==========

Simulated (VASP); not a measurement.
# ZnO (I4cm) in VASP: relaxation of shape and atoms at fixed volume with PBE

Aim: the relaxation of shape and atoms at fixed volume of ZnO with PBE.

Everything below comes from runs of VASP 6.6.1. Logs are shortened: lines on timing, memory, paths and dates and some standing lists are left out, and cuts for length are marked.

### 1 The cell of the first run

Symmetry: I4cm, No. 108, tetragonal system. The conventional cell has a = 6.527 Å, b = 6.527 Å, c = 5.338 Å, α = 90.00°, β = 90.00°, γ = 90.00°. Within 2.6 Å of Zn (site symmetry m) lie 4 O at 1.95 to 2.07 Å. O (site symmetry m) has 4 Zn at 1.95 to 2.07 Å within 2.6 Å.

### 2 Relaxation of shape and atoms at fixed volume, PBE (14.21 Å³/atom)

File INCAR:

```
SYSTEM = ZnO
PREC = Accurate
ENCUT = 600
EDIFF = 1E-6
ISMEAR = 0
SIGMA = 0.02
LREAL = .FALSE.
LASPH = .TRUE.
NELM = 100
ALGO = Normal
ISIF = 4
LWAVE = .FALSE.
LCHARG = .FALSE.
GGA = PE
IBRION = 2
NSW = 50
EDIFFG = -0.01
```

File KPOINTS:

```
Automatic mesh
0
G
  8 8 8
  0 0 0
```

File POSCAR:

==========

§ **REQUIRED ACTION**
Extract the data in full. Keep it word for word.

§ **EXPECTED ANSWER**
Simulated (VASP); not a measurement.
# ZnO (I4cm) in VASP: relaxation of shape and atoms at fixed volume with PBE

Aim: the relaxation of shape and atoms at fixed volume of ZnO with PBE.

Everything below comes from runs of VASP 6.6.1. Logs are shortened: lines on timing, memory, paths and dates and some standing lists are left out, and cuts for length are marked.

### 1 The cell of the first run

Symmetry: I4cm, No. 108, tetragonal system. The conventional cell has a = 6.527 Å, b = 6.527 Å, c = 5.338 Å, α = 90.00°, β = 90.00°, γ = 90.00°. Within 2.6 Å of Zn (site symmetry m) lie 4 O at 1.95 to 2.07 Å. O (site symmetry m) has 4 Zn at 1.95 to 2.07 Å within 2.6 Å.

### 2 Relaxation of shape and atoms at fixed volume, PBE (14.21 Å³/atom)

File INCAR:

```
SYSTEM = ZnO
PREC = Accurate
ENCUT = 600
EDIFF = 1E-6
ISMEAR = 0
SIGMA = 0.02
LREAL = .FALSE.
LASPH = .TRUE.
NELM = 100
ALGO = Normal
ISIF = 4
LWAVE = .FALSE.
LCHARG = .FALSE.
GGA = PE
IBRION = 2
NSW = 50
EDIFFG = -0.01
```

File KPOINTS:

```
Automatic mesh
0
G
  8 8 8
  0 0 0
```

File POSCAR:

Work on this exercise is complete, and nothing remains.